┌─ Dataset records
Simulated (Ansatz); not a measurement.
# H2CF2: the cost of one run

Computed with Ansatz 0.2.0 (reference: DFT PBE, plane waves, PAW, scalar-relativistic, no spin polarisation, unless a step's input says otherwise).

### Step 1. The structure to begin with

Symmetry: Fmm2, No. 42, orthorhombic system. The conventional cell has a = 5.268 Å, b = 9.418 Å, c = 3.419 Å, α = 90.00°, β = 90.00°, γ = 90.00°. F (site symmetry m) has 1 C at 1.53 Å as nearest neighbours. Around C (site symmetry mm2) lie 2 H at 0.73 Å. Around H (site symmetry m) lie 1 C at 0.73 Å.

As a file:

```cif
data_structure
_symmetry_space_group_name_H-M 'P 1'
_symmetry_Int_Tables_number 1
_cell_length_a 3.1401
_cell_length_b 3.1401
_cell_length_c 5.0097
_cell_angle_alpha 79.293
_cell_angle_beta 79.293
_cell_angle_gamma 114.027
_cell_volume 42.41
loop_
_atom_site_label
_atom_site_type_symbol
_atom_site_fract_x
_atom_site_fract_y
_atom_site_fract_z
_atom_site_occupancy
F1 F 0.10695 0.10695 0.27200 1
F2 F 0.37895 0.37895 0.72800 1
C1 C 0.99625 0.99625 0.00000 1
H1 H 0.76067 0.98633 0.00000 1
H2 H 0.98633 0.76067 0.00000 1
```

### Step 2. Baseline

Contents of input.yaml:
└─

**Action item**
All lines from the beginning of the entries through the line marked "### Step 2. Baseline" are to be output exactly; nothing else belongs in the answer.

**Written answer**
Simulated (Ansatz); not a measurement.
# H2CF2: the cost of one run

Computed with Ansatz 0.2.0 (reference: DFT PBE, plane waves, PAW, scalar-relativistic, no spin polarisation, unless a step's input says otherwise).

### Step 1. The structure to begin with

Symmetry: Fmm2, No. 42, orthorhombic system. The conventional cell has a = 5.268 Å, b = 9.418 Å, c = 3.419 Å, α = 90.00°, β = 90.00°, γ = 90.00°. F (site symmetry m) has 1 C at 1.53 Å as nearest neighbours. Around C (site symmetry mm2) lie 2 H at 0.73 Å. Around H (site symmetry m) lie 1 C at 0.73 Å.

As a file:

```cif
data_structure
_symmetry_space_group_name_H-M 'P 1'
_symmetry_Int_Tables_number 1
_cell_length_a 3.1401
_cell_length_b 3.1401
_cell_length_c 5.0097
_cell_angle_alpha 79.293
_cell_angle_beta 79.293
_cell_angle_gamma 114.027
_cell_volume 42.41
loop_
_atom_site_label
_atom_site_type_symbol
_atom_site_fract_x
_atom_site_fract_y
_atom_site_fract_z
_atom_site_occupancy
F1 F 0.10695 0.10695 0.27200 1
F2 F 0.37895 0.37895 0.72800 1
C1 C 0.99625 0.99625 0.00000 1
H1 H 0.76067 0.98633 0.00000 1
H2 H 0.98633 0.76067 0.00000 1
```

### Step 2. Baseline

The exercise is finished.